_Extracted records_:
• • • • • • •
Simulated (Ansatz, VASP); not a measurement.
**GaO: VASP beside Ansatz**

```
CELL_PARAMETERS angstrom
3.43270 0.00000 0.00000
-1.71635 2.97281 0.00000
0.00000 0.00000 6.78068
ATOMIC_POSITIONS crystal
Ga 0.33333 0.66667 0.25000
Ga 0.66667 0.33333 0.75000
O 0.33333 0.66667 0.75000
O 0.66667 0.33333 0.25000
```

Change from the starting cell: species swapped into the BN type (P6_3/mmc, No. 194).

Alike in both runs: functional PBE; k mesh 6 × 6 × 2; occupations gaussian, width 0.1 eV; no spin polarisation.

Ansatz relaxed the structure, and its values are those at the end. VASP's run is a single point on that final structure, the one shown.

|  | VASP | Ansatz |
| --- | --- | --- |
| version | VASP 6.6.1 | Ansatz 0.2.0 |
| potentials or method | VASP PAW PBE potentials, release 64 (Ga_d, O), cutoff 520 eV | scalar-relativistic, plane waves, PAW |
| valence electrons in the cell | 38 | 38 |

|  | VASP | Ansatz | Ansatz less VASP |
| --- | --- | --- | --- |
• • • • • • •

_Task item_:
Give back each record exactly, from the first line through the last.

_Exercise solution_:
Simulated (Ansatz, VASP); not a measurement.
**GaO: VASP beside Ansatz**

```
CELL_PARAMETERS angstrom
3.43270 0.00000 0.00000
-1.71635 2.97281 0.00000
0.00000 0.00000 6.78068
ATOMIC_POSITIONS crystal
Ga 0.33333 0.66667 0.25000
Ga 0.66667 0.33333 0.75000
O 0.33333 0.66667 0.75000
O 0.66667 0.33333 0.25000
```

Change from the starting cell: species swapped into the BN type (P6_3/mmc, No. 194).

Alike in both runs: functional PBE; k mesh 6 × 6 × 2; occupations gaussian, width 0.1 eV; no spin polarisation.

Ansatz relaxed the structure, and its values are those at the end. VASP's run is a single point on that final structure, the one shown.

|  | VASP | Ansatz |
| --- | --- | --- |
| version | VASP 6.6.1 | Ansatz 0.2.0 |
| potentials or method | VASP PAW PBE potentials, release 64 (Ga_d, O), cutoff 520 eV | scalar-relativistic, plane waves, PAW |
| valence electrons in the cell | 38 | 38 |

|  | VASP | Ansatz | Ansatz less VASP |
| --- | --- | --- | --- |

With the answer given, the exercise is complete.